|---|

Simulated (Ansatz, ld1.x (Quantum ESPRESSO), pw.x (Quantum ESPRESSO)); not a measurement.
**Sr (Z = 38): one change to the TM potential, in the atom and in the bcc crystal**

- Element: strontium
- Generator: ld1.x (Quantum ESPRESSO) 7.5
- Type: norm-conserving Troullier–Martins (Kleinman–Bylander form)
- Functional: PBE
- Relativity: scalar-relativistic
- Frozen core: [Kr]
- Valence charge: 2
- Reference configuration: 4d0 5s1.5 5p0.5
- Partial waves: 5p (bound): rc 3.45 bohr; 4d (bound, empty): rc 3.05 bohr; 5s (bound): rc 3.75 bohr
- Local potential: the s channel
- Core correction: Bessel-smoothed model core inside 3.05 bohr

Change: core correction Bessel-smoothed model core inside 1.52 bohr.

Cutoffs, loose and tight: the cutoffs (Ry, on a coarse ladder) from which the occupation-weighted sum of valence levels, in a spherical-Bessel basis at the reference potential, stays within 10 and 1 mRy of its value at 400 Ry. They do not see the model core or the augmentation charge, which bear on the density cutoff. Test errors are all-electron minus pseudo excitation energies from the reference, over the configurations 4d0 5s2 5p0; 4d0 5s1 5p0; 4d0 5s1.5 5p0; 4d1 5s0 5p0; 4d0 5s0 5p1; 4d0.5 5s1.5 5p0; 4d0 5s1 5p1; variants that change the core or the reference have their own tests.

|---|

Activity
Start at the first line of the entries above. Set down each line exactly through the one with "Change: core correction", and stop there.

Answer space
Simulated (Ansatz, ld1.x (Quantum ESPRESSO), pw.x (Quantum ESPRESSO)); not a measurement.
**Sr (Z = 38): one change to the TM potential, in the atom and in the bcc crystal**

- Element: strontium
- Generator: ld1.x (Quantum ESPRESSO) 7.5
- Type: norm-conserving Troullier–Martins (Kleinman–Bylander form)
- Functional: PBE
- Relativity: scalar-relativistic
- Frozen core: [Kr]
- Valence charge: 2
- Reference configuration: 4d0 5s1.5 5p0.5
- Partial waves: 5p (bound): rc 3.45 bohr; 4d (bound, empty): rc 3.05 bohr; 5s (bound): rc 3.75 bohr
- Local potential: the s channel
- Core correction: Bessel-smoothed model core inside 3.05 bohr

Change: core correction Bessel-smoothed model core inside 1.52 bohr.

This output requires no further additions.